**PROVIDED MATERIAL**
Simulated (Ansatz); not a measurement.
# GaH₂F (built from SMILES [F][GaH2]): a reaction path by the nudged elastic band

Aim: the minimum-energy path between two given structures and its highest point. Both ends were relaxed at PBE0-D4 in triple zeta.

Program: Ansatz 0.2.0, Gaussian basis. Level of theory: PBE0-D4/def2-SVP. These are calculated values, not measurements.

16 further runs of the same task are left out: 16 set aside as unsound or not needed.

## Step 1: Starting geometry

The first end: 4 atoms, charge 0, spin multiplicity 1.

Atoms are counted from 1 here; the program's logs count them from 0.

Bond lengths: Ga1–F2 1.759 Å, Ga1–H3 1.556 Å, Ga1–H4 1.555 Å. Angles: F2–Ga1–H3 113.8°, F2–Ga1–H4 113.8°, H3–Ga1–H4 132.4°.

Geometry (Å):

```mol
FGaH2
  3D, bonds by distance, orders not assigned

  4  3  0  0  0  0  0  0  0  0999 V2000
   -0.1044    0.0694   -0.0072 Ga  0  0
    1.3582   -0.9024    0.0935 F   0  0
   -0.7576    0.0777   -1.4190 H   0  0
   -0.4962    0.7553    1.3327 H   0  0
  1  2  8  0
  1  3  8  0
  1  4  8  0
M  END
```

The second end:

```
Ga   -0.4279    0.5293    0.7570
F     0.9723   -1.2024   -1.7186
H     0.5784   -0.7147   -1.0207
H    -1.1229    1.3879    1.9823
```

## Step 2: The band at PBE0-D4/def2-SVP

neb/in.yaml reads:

**REQUIREMENT**
Your response should hold the lines from the first line of the entries above through the line with "## Step 2: The band at PBE0-D4/def2-SVP", each retyped exactly, and nothing else.

**YOUR RESPONSE**
Simulated (Ansatz); not a measurement.
# GaH₂F (built from SMILES [F][GaH2]): a reaction path by the nudged elastic band

Aim: the minimum-energy path between two given structures and its highest point. Both ends were relaxed at PBE0-D4 in triple zeta.

Program: Ansatz 0.2.0, Gaussian basis. Level of theory: PBE0-D4/def2-SVP. These are calculated values, not measurements.

16 further runs of the same task are left out: 16 set aside as unsound or not needed.

## Step 1: Starting geometry

The first end: 4 atoms, charge 0, spin multiplicity 1.

Atoms are counted from 1 here; the program's logs count them from 0.

Bond lengths: Ga1–F2 1.759 Å, Ga1–H3 1.556 Å, Ga1–H4 1.555 Å. Angles: F2–Ga1–H3 113.8°, F2–Ga1–H4 113.8°, H3–Ga1–H4 132.4°.

Geometry (Å):

```mol
FGaH2
  3D, bonds by distance, orders not assigned

  4  3  0  0  0  0  0  0  0  0999 V2000
   -0.1044    0.0694   -0.0072 Ga  0  0
    1.3582   -0.9024    0.0935 F   0  0
   -0.7576    0.0777   -1.4190 H   0  0
   -0.4962    0.7553    1.3327 H   0  0
  1  2  8  0
  1  3  8  0
  1  4  8  0
M  END
```

The second end:

```
Ga   -0.4279    0.5293    0.7570
F     0.9723   -1.2024   -1.7186
H     0.5784   -0.7147   -1.0207
H    -1.1229    1.3879    1.9823
```

## Step 2: The band at PBE0-D4/def2-SVP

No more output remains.